Extracted entries:
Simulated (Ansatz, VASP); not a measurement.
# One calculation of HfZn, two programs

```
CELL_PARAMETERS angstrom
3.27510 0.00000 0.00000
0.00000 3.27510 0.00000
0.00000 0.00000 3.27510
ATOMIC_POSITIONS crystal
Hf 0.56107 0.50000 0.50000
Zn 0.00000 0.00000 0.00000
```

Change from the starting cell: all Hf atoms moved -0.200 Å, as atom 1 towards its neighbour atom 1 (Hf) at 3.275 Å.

Required action: Until the last line is reached, keep transcribing the data exactly.

Exercise response:
Simulated (Ansatz, VASP); not a measurement.
# One calculation of HfZn, two programs

```
CELL_PARAMETERS angstrom
3.27510 0.00000 0.00000
0.00000 3.27510 0.00000
0.00000 0.00000 3.27510
ATOMIC_POSITIONS crystal
Hf 0.56107 0.50000 0.50000
Zn 0.00000 0.00000 0.00000
```

Change from the starting cell: all Hf atoms moved -0.200 Å, as atom 1 towards its neighbour atom 1 (Hf) at 3.275 Å.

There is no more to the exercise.